▸ Work task
Copy out, word for word, the lines from the start of the data below through the line containing "As a check, the", and no others.

-=-=-=-=-
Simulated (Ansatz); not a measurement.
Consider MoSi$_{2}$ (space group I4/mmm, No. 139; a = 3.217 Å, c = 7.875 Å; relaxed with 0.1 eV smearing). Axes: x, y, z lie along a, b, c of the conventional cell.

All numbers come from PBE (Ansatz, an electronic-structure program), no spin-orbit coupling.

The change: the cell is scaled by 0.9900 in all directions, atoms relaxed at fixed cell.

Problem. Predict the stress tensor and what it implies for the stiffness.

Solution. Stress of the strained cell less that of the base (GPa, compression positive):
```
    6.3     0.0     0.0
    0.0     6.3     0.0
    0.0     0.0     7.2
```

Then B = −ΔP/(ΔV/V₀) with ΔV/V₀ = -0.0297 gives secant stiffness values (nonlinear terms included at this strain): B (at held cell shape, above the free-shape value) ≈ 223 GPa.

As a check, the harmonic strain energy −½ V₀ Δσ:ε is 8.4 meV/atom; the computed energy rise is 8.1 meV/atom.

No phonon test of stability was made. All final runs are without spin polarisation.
-=-=-=-=-

▸ Response box
Simulated (Ansatz); not a measurement.
Consider MoSi$_{2}$ (space group I4/mmm, No. 139; a = 3.217 Å, c = 7.875 Å; relaxed with 0.1 eV smearing). Axes: x, y, z lie along a, b, c of the conventional cell.

All numbers come from PBE (Ansatz, an electronic-structure program), no spin-orbit coupling.

The change: the cell is scaled by 0.9900 in all directions, atoms relaxed at fixed cell.

Problem. Predict the stress tensor and what it implies for the stiffness.

Solution. Stress of the strained cell less that of the base (GPa, compression positive):
```
    6.3     0.0     0.0
    0.0     6.3     0.0
    0.0     0.0     7.2
```

Then B = −ΔP/(ΔV/V₀) with ΔV/V₀ = -0.0297 gives secant stiffness values (nonlinear terms included at this strain): B (at held cell shape, above the free-shape value) ≈ 223 GPa.

As a check, the harmonic strain energy −½ V₀ Δσ:ε is 8.4 meV/atom; the computed energy rise is 8.1 meV/atom.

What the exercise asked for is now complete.